▸ **Action item**
Extract the complete data exactly as given.

▸ **Provided information**
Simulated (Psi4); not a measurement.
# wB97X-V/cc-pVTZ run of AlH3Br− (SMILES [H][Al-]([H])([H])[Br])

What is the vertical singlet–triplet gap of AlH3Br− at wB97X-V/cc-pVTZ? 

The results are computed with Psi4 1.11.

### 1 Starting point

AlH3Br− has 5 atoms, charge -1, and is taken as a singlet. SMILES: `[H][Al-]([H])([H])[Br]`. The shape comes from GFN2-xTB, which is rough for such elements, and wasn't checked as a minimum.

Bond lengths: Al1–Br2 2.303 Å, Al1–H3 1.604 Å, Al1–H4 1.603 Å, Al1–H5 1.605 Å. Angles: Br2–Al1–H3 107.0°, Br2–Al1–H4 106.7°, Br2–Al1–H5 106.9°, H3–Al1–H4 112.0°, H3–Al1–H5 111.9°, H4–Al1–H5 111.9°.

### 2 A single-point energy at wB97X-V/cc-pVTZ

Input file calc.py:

▸ **Exercise response**
Simulated (Psi4); not a measurement.
# wB97X-V/cc-pVTZ run of AlH3Br− (SMILES [H][Al-]([H])([H])[Br])

What is the vertical singlet–triplet gap of AlH3Br− at wB97X-V/cc-pVTZ? 

The results are computed with Psi4 1.11.

### 1 Starting point

AlH3Br− has 5 atoms, charge -1, and is taken as a singlet. SMILES: `[H][Al-]([H])([H])[Br]`. The shape comes from GFN2-xTB, which is rough for such elements, and wasn't checked as a minimum.

Bond lengths: Al1–Br2 2.303 Å, Al1–H3 1.604 Å, Al1–H4 1.603 Å, Al1–H5 1.605 Å. Angles: Br2–Al1–H3 107.0°, Br2–Al1–H4 106.7°, Br2–Al1–H5 106.9°, H3–Al1–H4 112.0°, H3–Al1–H5 111.9°, H4–Al1–H5 111.9°.

### 2 A single-point energy at wB97X-V/cc-pVTZ

Input file calc.py:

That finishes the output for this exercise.